● **Record set**:
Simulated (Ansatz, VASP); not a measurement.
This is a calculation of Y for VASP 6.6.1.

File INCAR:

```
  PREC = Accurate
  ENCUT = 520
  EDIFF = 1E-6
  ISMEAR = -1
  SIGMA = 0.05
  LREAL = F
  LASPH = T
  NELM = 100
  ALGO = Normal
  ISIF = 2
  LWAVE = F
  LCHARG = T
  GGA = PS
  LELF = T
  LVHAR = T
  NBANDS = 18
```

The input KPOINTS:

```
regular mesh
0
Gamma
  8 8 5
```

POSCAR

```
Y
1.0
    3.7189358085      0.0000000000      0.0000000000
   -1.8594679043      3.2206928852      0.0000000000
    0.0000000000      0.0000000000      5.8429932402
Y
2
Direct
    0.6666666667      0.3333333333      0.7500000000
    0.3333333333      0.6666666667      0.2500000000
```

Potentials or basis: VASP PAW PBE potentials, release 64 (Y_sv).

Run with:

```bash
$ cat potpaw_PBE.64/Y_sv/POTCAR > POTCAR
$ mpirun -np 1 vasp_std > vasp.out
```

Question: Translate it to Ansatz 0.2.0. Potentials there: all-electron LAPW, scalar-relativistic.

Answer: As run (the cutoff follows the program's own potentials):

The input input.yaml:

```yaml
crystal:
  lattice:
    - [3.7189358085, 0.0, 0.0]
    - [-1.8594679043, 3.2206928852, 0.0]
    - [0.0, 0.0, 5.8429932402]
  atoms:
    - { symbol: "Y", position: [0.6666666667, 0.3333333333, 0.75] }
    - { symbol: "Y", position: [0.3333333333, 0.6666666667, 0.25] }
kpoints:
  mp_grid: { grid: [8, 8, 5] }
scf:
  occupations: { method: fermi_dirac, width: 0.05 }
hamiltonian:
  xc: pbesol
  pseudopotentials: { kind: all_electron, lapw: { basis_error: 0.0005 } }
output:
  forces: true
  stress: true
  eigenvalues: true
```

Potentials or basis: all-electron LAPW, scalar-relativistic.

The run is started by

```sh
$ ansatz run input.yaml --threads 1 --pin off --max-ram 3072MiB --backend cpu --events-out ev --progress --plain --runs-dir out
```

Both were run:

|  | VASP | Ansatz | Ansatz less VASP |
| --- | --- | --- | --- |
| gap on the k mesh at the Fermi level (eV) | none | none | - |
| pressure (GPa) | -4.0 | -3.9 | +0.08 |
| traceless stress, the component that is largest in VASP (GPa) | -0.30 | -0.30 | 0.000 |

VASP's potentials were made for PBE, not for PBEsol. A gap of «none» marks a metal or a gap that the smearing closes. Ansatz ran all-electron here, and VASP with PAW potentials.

● **Assigned task**:
Write down, word for word, the lines above from the one containing "-3.9 | +0.08 |" through the one containing "-0.30 | 0.000 |", both ends included.

● **Exercise output**:
| pressure (GPa) | -4.0 | -3.9 | +0.08 |
| traceless stress, the component that is largest in VASP (GPa) | -0.30 | -0.30 | 0.000 |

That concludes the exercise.